## PROVIDED RECORDS
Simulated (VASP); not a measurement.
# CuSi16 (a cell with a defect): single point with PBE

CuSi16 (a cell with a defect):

## BRIEF
Repeat the records above exactly.

## YOUR SOLUTION
Simulated (VASP); not a measurement.
# CuSi16 (a cell with a defect): single point with PBE

CuSi16 (a cell with a defect):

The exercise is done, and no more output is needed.